■ GIVEN INFORMATION ■
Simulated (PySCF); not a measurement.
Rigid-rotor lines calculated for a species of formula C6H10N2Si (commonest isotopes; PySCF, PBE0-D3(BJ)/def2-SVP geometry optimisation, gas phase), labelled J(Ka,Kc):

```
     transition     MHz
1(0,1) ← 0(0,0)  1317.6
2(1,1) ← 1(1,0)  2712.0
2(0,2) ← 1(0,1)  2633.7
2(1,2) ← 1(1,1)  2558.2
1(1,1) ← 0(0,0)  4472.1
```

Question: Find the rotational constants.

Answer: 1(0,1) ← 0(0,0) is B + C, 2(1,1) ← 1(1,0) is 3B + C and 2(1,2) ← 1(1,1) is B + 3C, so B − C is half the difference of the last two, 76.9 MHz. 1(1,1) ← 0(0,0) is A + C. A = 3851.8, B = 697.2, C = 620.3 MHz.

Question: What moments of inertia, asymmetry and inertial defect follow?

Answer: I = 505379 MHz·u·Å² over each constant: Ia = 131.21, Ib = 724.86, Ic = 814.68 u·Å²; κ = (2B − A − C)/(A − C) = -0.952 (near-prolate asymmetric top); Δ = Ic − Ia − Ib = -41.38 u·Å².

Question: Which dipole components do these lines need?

■ WORK ITEM ■
All of the material is to be given again exactly.

■ PROBLEM SOLUTION ■
Simulated (PySCF); not a measurement.
Rigid-rotor lines calculated for a species of formula C6H10N2Si (commonest isotopes; PySCF, PBE0-D3(BJ)/def2-SVP geometry optimisation, gas phase), labelled J(Ka,Kc):

```
     transition     MHz
1(0,1) ← 0(0,0)  1317.6
2(1,1) ← 1(1,0)  2712.0
2(0,2) ← 1(0,1)  2633.7
2(1,2) ← 1(1,1)  2558.2
1(1,1) ← 0(0,0)  4472.1
```

Question: Find the rotational constants.

Answer: 1(0,1) ← 0(0,0) is B + C, 2(1,1) ← 1(1,0) is 3B + C and 2(1,2) ← 1(1,1) is B + 3C, so B − C is half the difference of the last two, 76.9 MHz. 1(1,1) ← 0(0,0) is A + C. A = 3851.8, B = 697.2, C = 620.3 MHz.

Question: What moments of inertia, asymmetry and inertial defect follow?

Answer: I = 505379 MHz·u·Å² over each constant: Ia = 131.21, Ib = 724.86, Ic = 814.68 u·Å²; κ = (2B − A − C)/(A − C) = -0.952 (near-prolate asymmetric top); Δ = Ic − Ia − Ib = -41.38 u·Å².

Question: Which dipole components do these lines need?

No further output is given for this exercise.